### Work item
Return all the records, each one exactly as given.

### Recorded data
►

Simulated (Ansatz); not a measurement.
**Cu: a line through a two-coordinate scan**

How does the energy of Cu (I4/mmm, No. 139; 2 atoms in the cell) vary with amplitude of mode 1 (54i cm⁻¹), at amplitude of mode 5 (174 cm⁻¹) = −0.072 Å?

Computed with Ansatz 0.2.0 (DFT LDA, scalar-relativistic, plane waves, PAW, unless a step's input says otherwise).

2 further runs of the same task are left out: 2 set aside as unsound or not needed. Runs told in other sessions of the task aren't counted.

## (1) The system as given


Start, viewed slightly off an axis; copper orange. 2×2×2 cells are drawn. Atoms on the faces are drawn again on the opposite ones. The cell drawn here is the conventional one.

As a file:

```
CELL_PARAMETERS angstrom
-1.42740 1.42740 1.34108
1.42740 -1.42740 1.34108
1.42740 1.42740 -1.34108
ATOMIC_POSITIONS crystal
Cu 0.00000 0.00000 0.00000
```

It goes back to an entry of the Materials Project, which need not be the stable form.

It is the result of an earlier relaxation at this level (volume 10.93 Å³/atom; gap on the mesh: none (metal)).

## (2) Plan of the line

◄

### Your solution
Simulated (Ansatz); not a measurement.
**Cu: a line through a two-coordinate scan**

How does the energy of Cu (I4/mmm, No. 139; 2 atoms in the cell) vary with amplitude of mode 1 (54i cm⁻¹), at amplitude of mode 5 (174 cm⁻¹) = −0.072 Å?

Computed with Ansatz 0.2.0 (DFT LDA, scalar-relativistic, plane waves, PAW, unless a step's input says otherwise).

2 further runs of the same task are left out: 2 set aside as unsound or not needed. Runs told in other sessions of the task aren't counted.

## (1) The system as given


Start, viewed slightly off an axis; copper orange. 2×2×2 cells are drawn. Atoms on the faces are drawn again on the opposite ones. The cell drawn here is the conventional one.

As a file:

```
CELL_PARAMETERS angstrom
-1.42740 1.42740 1.34108
1.42740 -1.42740 1.34108
1.42740 1.42740 -1.34108
ATOMIC_POSITIONS crystal
Cu 0.00000 0.00000 0.00000
```

It goes back to an entry of the Materials Project, which need not be the stable form.

It is the result of an earlier relaxation at this level (volume 10.93 Å³/atom; gap on the mesh: none (metal)).

## (2) Plan of the line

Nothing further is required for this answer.